## [WORK TASK]
Nothing in the records may be dropped. Retype them all exactly.

## [PROVIDED INFORMATION]

========

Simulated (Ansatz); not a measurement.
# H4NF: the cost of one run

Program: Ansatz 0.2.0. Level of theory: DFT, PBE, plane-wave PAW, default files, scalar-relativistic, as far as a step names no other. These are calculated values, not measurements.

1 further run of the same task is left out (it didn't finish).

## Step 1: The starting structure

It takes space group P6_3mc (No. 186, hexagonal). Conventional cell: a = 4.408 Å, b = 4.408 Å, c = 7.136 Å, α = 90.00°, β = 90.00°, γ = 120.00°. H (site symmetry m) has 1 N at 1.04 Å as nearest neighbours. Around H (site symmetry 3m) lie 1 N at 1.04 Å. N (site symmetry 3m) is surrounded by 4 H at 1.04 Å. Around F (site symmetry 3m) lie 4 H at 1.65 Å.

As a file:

========

## [ANSWER BOX]
Simulated (Ansatz); not a measurement.
# H4NF: the cost of one run

Program: Ansatz 0.2.0. Level of theory: DFT, PBE, plane-wave PAW, default files, scalar-relativistic, as far as a step names no other. These are calculated values, not measurements.

1 further run of the same task is left out (it didn't finish).

## Step 1: The starting structure

It takes space group P6_3mc (No. 186, hexagonal). Conventional cell: a = 4.408 Å, b = 4.408 Å, c = 7.136 Å, α = 90.00°, β = 90.00°, γ = 120.00°. H (site symmetry m) has 1 N at 1.04 Å as nearest neighbours. Around H (site symmetry 3m) lie 1 N at 1.04 Å. N (site symmetry 3m) is surrounded by 4 H at 1.04 Å. Around F (site symmetry 3m) lie 4 H at 1.65 Å.

As a file:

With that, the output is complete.